Required action → Copy all of the material below, line for line.

Data to examine →
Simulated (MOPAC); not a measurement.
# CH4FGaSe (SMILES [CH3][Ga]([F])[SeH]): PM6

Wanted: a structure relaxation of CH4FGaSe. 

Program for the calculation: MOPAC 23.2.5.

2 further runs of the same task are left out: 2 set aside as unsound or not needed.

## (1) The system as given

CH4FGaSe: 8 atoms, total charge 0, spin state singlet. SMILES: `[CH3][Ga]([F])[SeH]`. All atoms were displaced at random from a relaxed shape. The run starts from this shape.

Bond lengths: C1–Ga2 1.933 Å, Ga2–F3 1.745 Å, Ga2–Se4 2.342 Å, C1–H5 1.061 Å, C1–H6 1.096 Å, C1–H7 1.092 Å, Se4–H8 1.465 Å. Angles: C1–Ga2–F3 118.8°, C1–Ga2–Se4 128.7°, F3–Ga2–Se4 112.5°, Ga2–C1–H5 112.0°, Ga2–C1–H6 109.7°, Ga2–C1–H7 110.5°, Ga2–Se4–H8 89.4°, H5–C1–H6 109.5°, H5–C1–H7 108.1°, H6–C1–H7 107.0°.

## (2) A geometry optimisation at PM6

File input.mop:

Exercise solution →
Simulated (MOPAC); not a measurement.
# CH4FGaSe (SMILES [CH3][Ga]([F])[SeH]): PM6

Wanted: a structure relaxation of CH4FGaSe. 

Program for the calculation: MOPAC 23.2.5.

2 further runs of the same task are left out: 2 set aside as unsound or not needed.

## (1) The system as given

CH4FGaSe: 8 atoms, total charge 0, spin state singlet. SMILES: `[CH3][Ga]([F])[SeH]`. All atoms were displaced at random from a relaxed shape. The run starts from this shape.

Bond lengths: C1–Ga2 1.933 Å, Ga2–F3 1.745 Å, Ga2–Se4 2.342 Å, C1–H5 1.061 Å, C1–H6 1.096 Å, C1–H7 1.092 Å, Se4–H8 1.465 Å. Angles: C1–Ga2–F3 118.8°, C1–Ga2–Se4 128.7°, F3–Ga2–Se4 112.5°, Ga2–C1–H5 112.0°, Ga2–C1–H6 109.7°, Ga2–C1–H7 110.5°, Ga2–Se4–H8 89.4°, H5–C1–H6 109.5°, H5–C1–H7 108.1°, H6–C1–H7 107.0°.

## (2) A geometry optimisation at PM6

File input.mop:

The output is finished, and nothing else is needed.